Requirement — Give back exactly the lines that run from the beginning of the entries to the line containing "### The starting structure", both included, and nothing else.

————————
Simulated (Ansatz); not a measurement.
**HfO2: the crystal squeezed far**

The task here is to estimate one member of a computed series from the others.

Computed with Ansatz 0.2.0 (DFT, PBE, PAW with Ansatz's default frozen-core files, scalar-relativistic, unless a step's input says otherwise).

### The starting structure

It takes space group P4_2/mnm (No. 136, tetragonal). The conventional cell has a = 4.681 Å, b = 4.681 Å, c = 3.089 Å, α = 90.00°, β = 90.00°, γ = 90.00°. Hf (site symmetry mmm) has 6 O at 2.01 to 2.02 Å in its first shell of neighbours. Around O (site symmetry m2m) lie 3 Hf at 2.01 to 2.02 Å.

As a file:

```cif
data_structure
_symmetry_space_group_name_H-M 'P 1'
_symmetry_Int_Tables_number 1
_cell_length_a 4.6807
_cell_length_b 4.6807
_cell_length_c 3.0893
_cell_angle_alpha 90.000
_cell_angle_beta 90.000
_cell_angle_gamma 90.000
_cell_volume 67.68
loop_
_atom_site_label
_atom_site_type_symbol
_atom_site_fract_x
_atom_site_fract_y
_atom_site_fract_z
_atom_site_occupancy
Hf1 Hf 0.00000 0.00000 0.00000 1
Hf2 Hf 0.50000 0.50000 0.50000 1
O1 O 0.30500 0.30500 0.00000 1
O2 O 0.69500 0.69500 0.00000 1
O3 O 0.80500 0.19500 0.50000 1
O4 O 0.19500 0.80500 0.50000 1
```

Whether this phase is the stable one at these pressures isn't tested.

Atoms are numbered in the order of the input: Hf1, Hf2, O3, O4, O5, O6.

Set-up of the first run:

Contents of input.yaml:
————————

Worked solution —
Simulated (Ansatz); not a measurement.
**HfO2: the crystal squeezed far**

The task here is to estimate one member of a computed series from the others.

Computed with Ansatz 0.2.0 (DFT, PBE, PAW with Ansatz's default frozen-core files, scalar-relativistic, unless a step's input says otherwise).

### The starting structure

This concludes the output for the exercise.